- Assigned task: Line by line, reproduce the records exactly.

- Data extract:
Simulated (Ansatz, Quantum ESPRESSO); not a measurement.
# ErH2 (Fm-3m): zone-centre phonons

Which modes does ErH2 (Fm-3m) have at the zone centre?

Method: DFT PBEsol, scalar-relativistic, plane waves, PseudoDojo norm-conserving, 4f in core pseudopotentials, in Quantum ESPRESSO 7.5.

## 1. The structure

- Response box:
Simulated (Ansatz, Quantum ESPRESSO); not a measurement.
# ErH2 (Fm-3m): zone-centre phonons

Which modes does ErH2 (Fm-3m) have at the zone centre?

Method: DFT PBEsol, scalar-relativistic, plane waves, PseudoDojo norm-conserving, 4f in core pseudopotentials, in Quantum ESPRESSO 7.5.

## 1. The structure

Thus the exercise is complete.